RECORD EXTRACTS →
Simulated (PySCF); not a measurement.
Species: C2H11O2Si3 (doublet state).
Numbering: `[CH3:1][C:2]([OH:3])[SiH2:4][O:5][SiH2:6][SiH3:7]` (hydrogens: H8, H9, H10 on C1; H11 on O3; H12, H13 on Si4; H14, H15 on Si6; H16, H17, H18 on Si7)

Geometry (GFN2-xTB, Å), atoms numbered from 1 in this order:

WORK ITEM → For every line in the material, write out an exact copy.

EXERCISE ANSWER →
Simulated (PySCF); not a measurement.
Species: C2H11O2Si3 (doublet state).
Numbering: `[CH3:1][C:2]([OH:3])[SiH2:4][O:5][SiH2:6][SiH3:7]` (hydrogens: H8, H9, H10 on C1; H11 on O3; H12, H13 on Si4; H14, H15 on Si6; H16, H17, H18 on Si7)

Geometry (GFN2-xTB, Å), atoms numbered from 1 in this order:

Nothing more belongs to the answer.